# # # #

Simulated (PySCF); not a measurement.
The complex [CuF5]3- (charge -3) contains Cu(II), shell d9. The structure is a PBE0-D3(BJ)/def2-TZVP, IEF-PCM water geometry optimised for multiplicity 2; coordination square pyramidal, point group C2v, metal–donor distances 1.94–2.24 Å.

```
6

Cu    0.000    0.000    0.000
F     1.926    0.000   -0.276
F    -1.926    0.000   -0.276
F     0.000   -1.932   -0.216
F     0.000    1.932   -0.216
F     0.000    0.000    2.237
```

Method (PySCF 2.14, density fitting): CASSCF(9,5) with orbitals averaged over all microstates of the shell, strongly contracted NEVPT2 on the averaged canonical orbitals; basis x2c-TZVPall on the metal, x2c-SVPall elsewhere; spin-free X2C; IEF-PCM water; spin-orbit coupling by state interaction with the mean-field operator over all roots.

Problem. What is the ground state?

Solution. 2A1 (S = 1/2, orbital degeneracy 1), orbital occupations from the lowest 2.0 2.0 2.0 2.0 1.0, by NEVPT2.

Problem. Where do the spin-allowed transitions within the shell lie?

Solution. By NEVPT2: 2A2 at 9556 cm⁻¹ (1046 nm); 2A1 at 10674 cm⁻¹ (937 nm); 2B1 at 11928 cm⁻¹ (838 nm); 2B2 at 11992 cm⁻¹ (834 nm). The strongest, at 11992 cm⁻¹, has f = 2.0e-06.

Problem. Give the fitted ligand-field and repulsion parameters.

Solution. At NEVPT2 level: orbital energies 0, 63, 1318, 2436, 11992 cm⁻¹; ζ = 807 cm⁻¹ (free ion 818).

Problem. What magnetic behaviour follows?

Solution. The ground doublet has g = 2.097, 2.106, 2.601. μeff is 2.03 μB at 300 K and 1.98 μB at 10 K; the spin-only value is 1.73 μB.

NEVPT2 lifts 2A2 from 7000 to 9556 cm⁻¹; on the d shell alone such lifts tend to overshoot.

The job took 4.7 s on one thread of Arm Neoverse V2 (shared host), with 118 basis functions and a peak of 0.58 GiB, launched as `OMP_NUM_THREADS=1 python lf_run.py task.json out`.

# # # #

#### ACTION ITEM
If a line falls between the first line of the entries and the line containing "NEVPT2 lifts 2A2", or is one of those two, restate it word for word; leave all other lines out.

#### WRITTEN SOLUTION
Simulated (PySCF); not a measurement.
The complex [CuF5]3- (charge -3) contains Cu(II), shell d9. The structure is a PBE0-D3(BJ)/def2-TZVP, IEF-PCM water geometry optimised for multiplicity 2; coordination square pyramidal, point group C2v, metal–donor distances 1.94–2.24 Å.

```
6

Cu    0.000    0.000    0.000
F     1.926    0.000   -0.276
F    -1.926    0.000   -0.276
F     0.000   -1.932   -0.216
F     0.000    1.932   -0.216
F     0.000    0.000    2.237
```

Method (PySCF 2.14, density fitting): CASSCF(9,5) with orbitals averaged over all microstates of the shell, strongly contracted NEVPT2 on the averaged canonical orbitals; basis x2c-TZVPall on the metal, x2c-SVPall elsewhere; spin-free X2C; IEF-PCM water; spin-orbit coupling by state interaction with the mean-field operator over all roots.

Problem. What is the ground state?

Solution. 2A1 (S = 1/2, orbital degeneracy 1), orbital occupations from the lowest 2.0 2.0 2.0 2.0 1.0, by NEVPT2.

Problem. Where do the spin-allowed transitions within the shell lie?

Solution. By NEVPT2: 2A2 at 9556 cm⁻¹ (1046 nm); 2A1 at 10674 cm⁻¹ (937 nm); 2B1 at 11928 cm⁻¹ (838 nm); 2B2 at 11992 cm⁻¹ (834 nm). The strongest, at 11992 cm⁻¹, has f = 2.0e-06.

Problem. Give the fitted ligand-field and repulsion parameters.

Solution. At NEVPT2 level: orbital energies 0, 63, 1318, 2436, 11992 cm⁻¹; ζ = 807 cm⁻¹ (free ion 818).

Problem. What magnetic behaviour follows?

Solution. The ground doublet has g = 2.097, 2.106, 2.601. μeff is 2.03 μB at 300 K and 1.98 μB at 10 K; the spin-only value is 1.73 μB.

NEVPT2 lifts 2A2 from 7000 to 9556 cm⁻¹; on the d shell alone such lifts tend to overshoot.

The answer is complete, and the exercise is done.